▼
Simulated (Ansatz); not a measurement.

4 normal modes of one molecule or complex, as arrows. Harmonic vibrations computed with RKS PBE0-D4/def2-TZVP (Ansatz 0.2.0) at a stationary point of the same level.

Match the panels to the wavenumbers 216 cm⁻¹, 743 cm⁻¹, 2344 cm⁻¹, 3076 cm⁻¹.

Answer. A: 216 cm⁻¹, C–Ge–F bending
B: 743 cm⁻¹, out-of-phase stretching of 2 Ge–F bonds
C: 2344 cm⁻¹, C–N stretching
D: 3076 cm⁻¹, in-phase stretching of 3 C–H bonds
▲

◆ Requirement:
The answer is the lines above between the line holding "Answer. A: 216 cm⁻¹, C–Ge–F bending" and the line holding "C: 2344 cm⁻¹, C–N stretching", inclusive, each written out exactly, and no others.

◆ Your response:
Answer. A: 216 cm⁻¹, C–Ge–F bending
B: 743 cm⁻¹, out-of-phase stretching of 2 Ge–F bonds
C: 2344 cm⁻¹, C–N stretching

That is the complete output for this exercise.